* REQUIRED ACTION
When you reach the line with "Small-basis levels: PySCF, no" in the listing below, transcribe it and each line after it up to and including the line with "Question: Quick HF/6-31G*", exactly and with nothing else.

* DATA EXTRACT
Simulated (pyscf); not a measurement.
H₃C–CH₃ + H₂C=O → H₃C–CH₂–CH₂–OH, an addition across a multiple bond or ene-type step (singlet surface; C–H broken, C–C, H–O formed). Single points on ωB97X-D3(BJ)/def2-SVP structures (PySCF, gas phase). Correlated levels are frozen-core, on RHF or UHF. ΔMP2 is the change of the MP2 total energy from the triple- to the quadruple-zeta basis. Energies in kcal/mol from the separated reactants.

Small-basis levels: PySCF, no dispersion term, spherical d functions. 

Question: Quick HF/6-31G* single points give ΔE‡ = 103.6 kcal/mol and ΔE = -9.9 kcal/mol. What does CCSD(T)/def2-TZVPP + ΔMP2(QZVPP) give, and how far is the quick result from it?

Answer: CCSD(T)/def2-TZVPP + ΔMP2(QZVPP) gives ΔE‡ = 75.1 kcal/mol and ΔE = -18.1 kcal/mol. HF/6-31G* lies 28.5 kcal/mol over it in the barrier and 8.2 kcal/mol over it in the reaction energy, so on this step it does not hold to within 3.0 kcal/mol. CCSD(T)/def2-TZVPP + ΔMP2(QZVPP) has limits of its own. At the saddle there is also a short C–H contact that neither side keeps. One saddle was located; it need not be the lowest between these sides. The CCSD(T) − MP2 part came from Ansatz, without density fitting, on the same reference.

* RESPONSE BOX
Small-basis levels: PySCF, no dispersion term, spherical d functions. 

Question: Quick HF/6-31G* single points give ΔE‡ = 103.6 kcal/mol and ΔE = -9.9 kcal/mol. What does CCSD(T)/def2-TZVPP + ΔMP2(QZVPP) give, and how far is the quick result from it?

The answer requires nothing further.